## Supplied data
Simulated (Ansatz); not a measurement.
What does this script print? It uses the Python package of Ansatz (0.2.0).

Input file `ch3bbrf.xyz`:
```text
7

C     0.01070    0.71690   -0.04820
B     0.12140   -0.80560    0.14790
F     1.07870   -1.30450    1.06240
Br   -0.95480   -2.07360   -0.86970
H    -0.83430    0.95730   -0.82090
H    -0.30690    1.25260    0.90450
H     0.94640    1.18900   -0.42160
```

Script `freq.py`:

## Requirement
Word for word, write out every line of the listing.

## Solution
Simulated (Ansatz); not a measurement.
What does this script print? It uses the Python package of Ansatz (0.2.0).

Input file `ch3bbrf.xyz`:
```text
7

C     0.01070    0.71690   -0.04820
B     0.12140   -0.80560    0.14790
F     1.07870   -1.30450    1.06240
Br   -0.95480   -2.07360   -0.86970
H    -0.83430    0.95730   -0.82090
H    -0.30690    1.25260    0.90450
H     0.94640    1.18900   -0.42160
```

Script `freq.py`:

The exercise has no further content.